+++
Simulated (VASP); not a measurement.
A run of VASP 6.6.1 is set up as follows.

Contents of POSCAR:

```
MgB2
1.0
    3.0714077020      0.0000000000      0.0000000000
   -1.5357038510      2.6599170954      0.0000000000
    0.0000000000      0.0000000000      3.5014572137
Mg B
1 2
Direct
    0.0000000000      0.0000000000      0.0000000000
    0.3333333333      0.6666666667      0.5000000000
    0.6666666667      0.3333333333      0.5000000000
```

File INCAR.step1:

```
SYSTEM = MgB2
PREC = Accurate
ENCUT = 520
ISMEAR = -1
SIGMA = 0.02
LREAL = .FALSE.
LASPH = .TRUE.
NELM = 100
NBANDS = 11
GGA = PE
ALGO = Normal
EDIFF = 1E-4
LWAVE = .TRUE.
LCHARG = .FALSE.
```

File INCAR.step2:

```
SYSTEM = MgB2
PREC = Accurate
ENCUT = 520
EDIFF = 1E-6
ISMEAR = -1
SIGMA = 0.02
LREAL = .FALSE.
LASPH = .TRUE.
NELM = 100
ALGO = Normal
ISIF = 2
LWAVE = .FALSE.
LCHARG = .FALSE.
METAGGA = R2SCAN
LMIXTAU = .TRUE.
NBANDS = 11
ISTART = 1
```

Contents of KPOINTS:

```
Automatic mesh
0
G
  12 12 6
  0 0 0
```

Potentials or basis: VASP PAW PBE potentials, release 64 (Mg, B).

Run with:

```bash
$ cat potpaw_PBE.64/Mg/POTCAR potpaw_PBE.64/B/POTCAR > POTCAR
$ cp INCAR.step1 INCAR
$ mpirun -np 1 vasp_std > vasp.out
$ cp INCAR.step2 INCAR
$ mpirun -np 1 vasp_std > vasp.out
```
+++

ASSIGNED TASK
Word for word, give the whole listing again.

RESPONSE BOX
Simulated (VASP); not a measurement.
A run of VASP 6.6.1 is set up as follows.

Contents of POSCAR:

```
MgB2
1.0
    3.0714077020      0.0000000000      0.0000000000
   -1.5357038510      2.6599170954      0.0000000000
    0.0000000000      0.0000000000      3.5014572137
Mg B
1 2
Direct
    0.0000000000      0.0000000000      0.0000000000
    0.3333333333      0.6666666667      0.5000000000
    0.6666666667      0.3333333333      0.5000000000
```

File INCAR.step1:

```
SYSTEM = MgB2
PREC = Accurate
ENCUT = 520
ISMEAR = -1
SIGMA = 0.02
LREAL = .FALSE.
LASPH = .TRUE.
NELM = 100
NBANDS = 11
GGA = PE
ALGO = Normal
EDIFF = 1E-4
LWAVE = .TRUE.
LCHARG = .FALSE.
```

File INCAR.step2:

```
SYSTEM = MgB2
PREC = Accurate
ENCUT = 520
EDIFF = 1E-6
ISMEAR = -1
SIGMA = 0.02
LREAL = .FALSE.
LASPH = .TRUE.
NELM = 100
ALGO = Normal
ISIF = 2
LWAVE = .FALSE.
LCHARG = .FALSE.
METAGGA = R2SCAN
LMIXTAU = .TRUE.
NBANDS = 11
ISTART = 1
```

Contents of KPOINTS:

```
Automatic mesh
0
G
  12 12 6
  0 0 0
```

Potentials or basis: VASP PAW PBE potentials, release 64 (Mg, B).

Run with:

```bash
$ cat potpaw_PBE.64/Mg/POTCAR potpaw_PBE.64/B/POTCAR > POTCAR
$ cp INCAR.step1 INCAR
$ mpirun -np 1 vasp_std > vasp.out
$ cp INCAR.step2 INCAR
$ mpirun -np 1 vasp_std > vasp.out
```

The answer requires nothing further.